=== Begin Enclosure ===

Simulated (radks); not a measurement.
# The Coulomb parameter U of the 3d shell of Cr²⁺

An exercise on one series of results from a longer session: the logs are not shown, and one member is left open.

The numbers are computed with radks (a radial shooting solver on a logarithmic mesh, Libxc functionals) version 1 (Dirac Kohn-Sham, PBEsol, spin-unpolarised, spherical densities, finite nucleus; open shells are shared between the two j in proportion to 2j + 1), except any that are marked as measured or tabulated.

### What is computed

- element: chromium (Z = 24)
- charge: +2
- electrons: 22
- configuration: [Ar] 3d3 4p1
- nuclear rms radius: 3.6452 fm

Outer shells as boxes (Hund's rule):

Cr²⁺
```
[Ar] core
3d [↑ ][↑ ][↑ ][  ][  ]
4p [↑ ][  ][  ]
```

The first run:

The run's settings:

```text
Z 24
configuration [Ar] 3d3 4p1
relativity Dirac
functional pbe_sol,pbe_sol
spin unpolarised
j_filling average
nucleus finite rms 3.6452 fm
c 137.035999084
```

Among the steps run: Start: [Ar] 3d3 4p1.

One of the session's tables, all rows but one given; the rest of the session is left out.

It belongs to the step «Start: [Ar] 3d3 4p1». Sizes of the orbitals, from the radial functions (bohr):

=== End Enclosure ===

Give back all of the entries above, unchanged in every word.

Task solution:
Simulated (radks); not a measurement.
# The Coulomb parameter U of the 3d shell of Cr²⁺

An exercise on one series of results from a longer session: the logs are not shown, and one member is left open.

The numbers are computed with radks (a radial shooting solver on a logarithmic mesh, Libxc functionals) version 1 (Dirac Kohn-Sham, PBEsol, spin-unpolarised, spherical densities, finite nucleus; open shells are shared between the two j in proportion to 2j + 1), except any that are marked as measured or tabulated.

### What is computed

- element: chromium (Z = 24)
- charge: +2
- electrons: 22
- configuration: [Ar] 3d3 4p1
- nuclear rms radius: 3.6452 fm

Outer shells as boxes (Hund's rule):

Cr²⁺
```
[Ar] core
3d [↑ ][↑ ][↑ ][  ][  ]
4p [↑ ][  ][  ]
```

The first run:

The run's settings:

```text
Z 24
configuration [Ar] 3d3 4p1
relativity Dirac
functional pbe_sol,pbe_sol
spin unpolarised
j_filling average
nucleus finite rms 3.6452 fm
c 137.035999084
```

Among the steps run: Start: [Ar] 3d3 4p1.

One of the session's tables, all rows but one given; the rest of the session is left out.

It belongs to the step «Start: [Ar] 3d3 4p1». Sizes of the orbitals, from the radial functions (bohr):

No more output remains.